####

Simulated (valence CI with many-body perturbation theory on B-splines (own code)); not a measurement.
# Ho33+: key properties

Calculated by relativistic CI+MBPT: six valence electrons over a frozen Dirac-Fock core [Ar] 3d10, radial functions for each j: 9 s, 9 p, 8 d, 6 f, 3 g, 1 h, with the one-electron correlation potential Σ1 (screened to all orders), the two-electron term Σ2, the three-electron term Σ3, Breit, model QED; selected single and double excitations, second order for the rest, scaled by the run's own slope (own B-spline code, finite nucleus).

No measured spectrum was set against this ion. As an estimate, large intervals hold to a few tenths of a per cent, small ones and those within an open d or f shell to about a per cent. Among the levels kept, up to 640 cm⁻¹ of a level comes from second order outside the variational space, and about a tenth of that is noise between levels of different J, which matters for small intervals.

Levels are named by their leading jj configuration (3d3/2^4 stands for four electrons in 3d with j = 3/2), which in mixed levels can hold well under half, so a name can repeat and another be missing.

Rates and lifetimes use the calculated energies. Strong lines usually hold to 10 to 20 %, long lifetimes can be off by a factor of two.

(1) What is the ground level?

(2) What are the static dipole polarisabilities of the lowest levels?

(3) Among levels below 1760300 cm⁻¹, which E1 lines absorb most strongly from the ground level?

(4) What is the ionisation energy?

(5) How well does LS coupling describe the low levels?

####

The full data, transcribed without change, is the expected answer.

*Response box:*
Simulated (valence CI with many-body perturbation theory on B-splines (own code)); not a measurement.
# Ho33+: key properties

Calculated by relativistic CI+MBPT: six valence electrons over a frozen Dirac-Fock core [Ar] 3d10, radial functions for each j: 9 s, 9 p, 8 d, 6 f, 3 g, 1 h, with the one-electron correlation potential Σ1 (screened to all orders), the two-electron term Σ2, the three-electron term Σ3, Breit, model QED; selected single and double excitations, second order for the rest, scaled by the run's own slope (own B-spline code, finite nucleus).

No measured spectrum was set against this ion. As an estimate, large intervals hold to a few tenths of a per cent, small ones and those within an open d or f shell to about a per cent. Among the levels kept, up to 640 cm⁻¹ of a level comes from second order outside the variational space, and about a tenth of that is noise between levels of different J, which matters for small intervals.

Levels are named by their leading jj configuration (3d3/2^4 stands for four electrons in 3d with j = 3/2), which in mixed levels can hold well under half, so a name can repeat and another be missing.

Rates and lifetimes use the calculated energies. Strong lines usually hold to 10 to 20 %, long lifetimes can be off by a factor of two.

(1) What is the ground level?

(2) What are the static dipole polarisabilities of the lowest levels?

(3) Among levels below 1760300 cm⁻¹, which E1 lines absorb most strongly from the ground level?

(4) What is the ionisation energy?

(5) How well does LS coupling describe the low levels?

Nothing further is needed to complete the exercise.